Write out exactly the lines of the material below, beginning at the top and ending at the line that contains "Electronic energies in".

─── DATASET CONTENT
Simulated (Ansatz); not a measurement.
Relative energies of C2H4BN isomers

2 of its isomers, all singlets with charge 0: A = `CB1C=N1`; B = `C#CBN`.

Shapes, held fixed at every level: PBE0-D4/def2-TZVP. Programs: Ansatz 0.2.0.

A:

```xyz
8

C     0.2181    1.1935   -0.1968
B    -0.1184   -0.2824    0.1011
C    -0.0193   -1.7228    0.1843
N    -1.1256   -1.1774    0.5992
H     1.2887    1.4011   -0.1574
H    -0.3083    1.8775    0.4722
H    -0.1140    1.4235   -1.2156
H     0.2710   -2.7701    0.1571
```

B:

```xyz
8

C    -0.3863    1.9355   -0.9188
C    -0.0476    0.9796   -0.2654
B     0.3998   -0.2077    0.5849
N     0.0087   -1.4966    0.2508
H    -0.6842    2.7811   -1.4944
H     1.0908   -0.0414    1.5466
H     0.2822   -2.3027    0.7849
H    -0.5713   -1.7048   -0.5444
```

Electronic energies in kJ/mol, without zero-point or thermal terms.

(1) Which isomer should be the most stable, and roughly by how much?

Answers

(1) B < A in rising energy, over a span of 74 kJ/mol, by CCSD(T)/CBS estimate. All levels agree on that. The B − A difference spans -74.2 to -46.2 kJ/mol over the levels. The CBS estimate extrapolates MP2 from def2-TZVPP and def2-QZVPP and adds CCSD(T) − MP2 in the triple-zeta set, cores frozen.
──────

**ANSWER AREA**
Simulated (Ansatz); not a measurement.
Relative energies of C2H4BN isomers

2 of its isomers, all singlets with charge 0: A = `CB1C=N1`; B = `C#CBN`.

Shapes, held fixed at every level: PBE0-D4/def2-TZVP. Programs: Ansatz 0.2.0.

A:

```xyz
8

C     0.2181    1.1935   -0.1968
B    -0.1184   -0.2824    0.1011
C    -0.0193   -1.7228    0.1843
N    -1.1256   -1.1774    0.5992
H     1.2887    1.4011   -0.1574
H    -0.3083    1.8775    0.4722
H    -0.1140    1.4235   -1.2156
H     0.2710   -2.7701    0.1571
```

B:

```xyz
8

C    -0.3863    1.9355   -0.9188
C    -0.0476    0.9796   -0.2654
B     0.3998   -0.2077    0.5849
N     0.0087   -1.4966    0.2508
H    -0.6842    2.7811   -1.4944
H     1.0908   -0.0414    1.5466
H     0.2822   -2.3027    0.7849
H    -0.5713   -1.7048   -0.5444
```

Electronic energies in kJ/mol, without zero-point or thermal terms.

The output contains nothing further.